### Work item
Exactly as written, reproduce all of the entries.

### Excerpted records
Content starts

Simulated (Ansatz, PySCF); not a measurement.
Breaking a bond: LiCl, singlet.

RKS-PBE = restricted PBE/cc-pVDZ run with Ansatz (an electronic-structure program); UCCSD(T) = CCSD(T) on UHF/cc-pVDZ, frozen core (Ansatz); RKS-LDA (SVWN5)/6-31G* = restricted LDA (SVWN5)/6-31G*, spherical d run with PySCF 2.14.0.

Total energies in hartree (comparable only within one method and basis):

Content ends

### Task result
Simulated (Ansatz, PySCF); not a measurement.
Breaking a bond: LiCl, singlet.

RKS-PBE = restricted PBE/cc-pVDZ run with Ansatz (an electronic-structure program); UCCSD(T) = CCSD(T) on UHF/cc-pVDZ, frozen core (Ansatz); RKS-LDA (SVWN5)/6-31G* = restricted LDA (SVWN5)/6-31G*, spherical d run with PySCF 2.14.0.

Total energies in hartree (comparable only within one method and basis):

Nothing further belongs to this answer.